- **Requirement**:
Repeat exactly, and only, the lines of the entries below from the one with "mesh: 6 × 6 × 6" through the one with "Answer: Over 20", both ends included.

Segment Start: Data provided
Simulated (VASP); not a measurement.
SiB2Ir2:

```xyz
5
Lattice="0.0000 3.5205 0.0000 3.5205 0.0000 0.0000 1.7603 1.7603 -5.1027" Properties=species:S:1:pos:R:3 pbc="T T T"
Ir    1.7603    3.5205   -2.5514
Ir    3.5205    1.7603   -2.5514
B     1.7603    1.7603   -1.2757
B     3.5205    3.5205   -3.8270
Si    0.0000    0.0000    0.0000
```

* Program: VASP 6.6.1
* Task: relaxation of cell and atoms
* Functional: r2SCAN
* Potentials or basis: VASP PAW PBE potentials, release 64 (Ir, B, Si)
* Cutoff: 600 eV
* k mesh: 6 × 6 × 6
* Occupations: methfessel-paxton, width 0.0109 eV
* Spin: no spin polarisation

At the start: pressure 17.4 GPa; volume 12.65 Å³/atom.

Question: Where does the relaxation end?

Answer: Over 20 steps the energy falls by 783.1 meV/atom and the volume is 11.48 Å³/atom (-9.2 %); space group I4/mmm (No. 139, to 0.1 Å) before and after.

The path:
Segment End: Data provided

- **Written solution**:
* k mesh: 6 × 6 × 6
* Occupations: methfessel-paxton, width 0.0109 eV
* Spin: no spin polarisation

At the start: pressure 17.4 GPa; volume 12.65 Å³/atom.

Question: Where does the relaxation end?

Answer: Over 20 steps the energy falls by 783.1 meV/atom and the volume is 11.48 Å³/atom (-9.2 %); space group I4/mmm (No. 139, to 0.1 Å) before and after.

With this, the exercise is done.